WORK TASK
Copy each line of the records below, from the first through the one that contains "Q: Where does the relaxation end?", exactly as written.

◇ ◇ ◇

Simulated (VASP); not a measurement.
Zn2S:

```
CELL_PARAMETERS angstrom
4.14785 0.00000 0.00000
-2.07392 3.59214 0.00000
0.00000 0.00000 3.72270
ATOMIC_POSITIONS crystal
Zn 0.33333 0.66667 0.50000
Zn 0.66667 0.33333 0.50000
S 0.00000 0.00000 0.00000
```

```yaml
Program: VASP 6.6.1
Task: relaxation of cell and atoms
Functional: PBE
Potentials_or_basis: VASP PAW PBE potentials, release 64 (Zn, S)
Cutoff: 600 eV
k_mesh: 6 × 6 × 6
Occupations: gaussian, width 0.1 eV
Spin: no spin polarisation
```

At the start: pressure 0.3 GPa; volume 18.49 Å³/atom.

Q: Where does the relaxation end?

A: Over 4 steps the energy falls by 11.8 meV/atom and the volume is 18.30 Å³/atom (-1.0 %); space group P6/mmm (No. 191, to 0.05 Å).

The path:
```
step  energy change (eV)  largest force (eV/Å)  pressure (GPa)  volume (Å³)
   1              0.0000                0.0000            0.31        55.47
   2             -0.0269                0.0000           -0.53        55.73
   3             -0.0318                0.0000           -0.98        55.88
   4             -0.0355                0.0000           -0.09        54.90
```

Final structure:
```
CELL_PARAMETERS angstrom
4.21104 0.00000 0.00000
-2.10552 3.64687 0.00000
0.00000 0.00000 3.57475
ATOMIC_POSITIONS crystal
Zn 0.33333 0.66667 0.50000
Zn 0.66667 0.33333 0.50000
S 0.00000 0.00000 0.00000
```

◇ ◇ ◇

WRITTEN SOLUTION
Simulated (VASP); not a measurement.
Zn2S:

```
CELL_PARAMETERS angstrom
4.14785 0.00000 0.00000
-2.07392 3.59214 0.00000
0.00000 0.00000 3.72270
ATOMIC_POSITIONS crystal
Zn 0.33333 0.66667 0.50000
Zn 0.66667 0.33333 0.50000
S 0.00000 0.00000 0.00000
```

```yaml
Program: VASP 6.6.1
Task: relaxation of cell and atoms
Functional: PBE
Potentials_or_basis: VASP PAW PBE potentials, release 64 (Zn, S)
Cutoff: 600 eV
k_mesh: 6 × 6 × 6
Occupations: gaussian, width 0.1 eV
Spin: no spin polarisation
```

At the start: pressure 0.3 GPa; volume 18.49 Å³/atom.

Q: Where does the relaxation end?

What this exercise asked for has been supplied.